==================================================

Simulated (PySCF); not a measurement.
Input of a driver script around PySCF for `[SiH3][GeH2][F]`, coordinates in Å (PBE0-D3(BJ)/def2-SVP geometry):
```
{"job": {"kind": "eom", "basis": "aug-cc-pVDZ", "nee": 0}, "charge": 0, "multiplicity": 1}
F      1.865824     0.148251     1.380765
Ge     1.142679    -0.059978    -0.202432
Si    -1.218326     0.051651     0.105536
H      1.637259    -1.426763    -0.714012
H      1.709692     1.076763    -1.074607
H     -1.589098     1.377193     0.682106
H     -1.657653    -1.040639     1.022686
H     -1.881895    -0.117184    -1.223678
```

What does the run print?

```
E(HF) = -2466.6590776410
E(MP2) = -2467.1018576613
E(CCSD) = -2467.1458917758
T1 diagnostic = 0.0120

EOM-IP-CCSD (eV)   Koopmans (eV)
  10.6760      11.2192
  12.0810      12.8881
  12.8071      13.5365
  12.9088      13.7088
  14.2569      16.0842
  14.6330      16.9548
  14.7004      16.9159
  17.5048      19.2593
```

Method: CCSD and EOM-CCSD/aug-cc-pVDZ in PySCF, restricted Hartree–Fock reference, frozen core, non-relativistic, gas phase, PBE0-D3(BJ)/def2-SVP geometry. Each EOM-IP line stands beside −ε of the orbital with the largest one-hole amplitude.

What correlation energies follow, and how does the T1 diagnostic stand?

==================================================

All that is wanted is an exact copy of the lines above from the one with "What does the run print?" through the one with "Method: CCSD and", with both ends included.

● Answer space:
What does the run print?

```
E(HF) = -2466.6590776410
E(MP2) = -2467.1018576613
E(CCSD) = -2467.1458917758
T1 diagnostic = 0.0120

EOM-IP-CCSD (eV)   Koopmans (eV)
  10.6760      11.2192
  12.0810      12.8881
  12.8071      13.5365
  12.9088      13.7088
  14.2569      16.0842
  14.6330      16.9548
  14.7004      16.9159
  17.5048      19.2593
```

Method: CCSD and EOM-CCSD/aug-cc-pVDZ in PySCF, restricted Hartree–Fock reference, frozen core, non-relativistic, gas phase, PBE0-D3(BJ)/def2-SVP geometry. Each EOM-IP line stands beside −ε of the orbital with the largest one-hole amplitude.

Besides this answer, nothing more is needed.